▶ [WORK REQUEST]:
Exactly as they appear below, repeat the lines from the one with "Potentials or basis: VASP" through the one with "Result: As run", and no others.

▶ [ENTRIES SHOWN]:
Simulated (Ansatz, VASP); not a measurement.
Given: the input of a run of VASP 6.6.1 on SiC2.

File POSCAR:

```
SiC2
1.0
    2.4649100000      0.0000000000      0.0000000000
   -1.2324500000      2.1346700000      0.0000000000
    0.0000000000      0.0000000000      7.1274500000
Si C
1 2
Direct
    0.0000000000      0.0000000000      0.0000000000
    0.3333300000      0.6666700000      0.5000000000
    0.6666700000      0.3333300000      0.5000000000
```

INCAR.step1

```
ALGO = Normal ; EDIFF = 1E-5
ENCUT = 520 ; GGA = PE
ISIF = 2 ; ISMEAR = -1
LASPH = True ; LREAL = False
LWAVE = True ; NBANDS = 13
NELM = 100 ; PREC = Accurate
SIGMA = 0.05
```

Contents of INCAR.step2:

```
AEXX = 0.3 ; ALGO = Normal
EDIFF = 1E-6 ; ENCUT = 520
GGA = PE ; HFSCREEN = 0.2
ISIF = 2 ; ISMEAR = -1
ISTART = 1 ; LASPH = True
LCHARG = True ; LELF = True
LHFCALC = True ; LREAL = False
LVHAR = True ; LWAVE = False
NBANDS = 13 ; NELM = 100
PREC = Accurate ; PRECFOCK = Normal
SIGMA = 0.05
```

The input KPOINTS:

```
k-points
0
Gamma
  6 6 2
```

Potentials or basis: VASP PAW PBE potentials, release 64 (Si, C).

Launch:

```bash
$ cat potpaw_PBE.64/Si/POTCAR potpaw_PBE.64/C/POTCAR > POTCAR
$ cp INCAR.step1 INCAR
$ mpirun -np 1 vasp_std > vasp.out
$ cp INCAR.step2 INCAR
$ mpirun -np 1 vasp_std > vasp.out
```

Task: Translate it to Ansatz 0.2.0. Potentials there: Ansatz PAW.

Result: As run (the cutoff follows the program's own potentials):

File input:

▶ [WORKED SOLUTION]:
Potentials or basis: VASP PAW PBE potentials, release 64 (Si, C).

Launch:

```bash
$ cat potpaw_PBE.64/Si/POTCAR potpaw_PBE.64/C/POTCAR > POTCAR
$ cp INCAR.step1 INCAR
$ mpirun -np 1 vasp_std > vasp.out
$ cp INCAR.step2 INCAR
$ mpirun -np 1 vasp_std > vasp.out
```

Task: Translate it to Ansatz 0.2.0. Potentials there: Ansatz PAW.

Result: As run (the cutoff follows the program's own potentials):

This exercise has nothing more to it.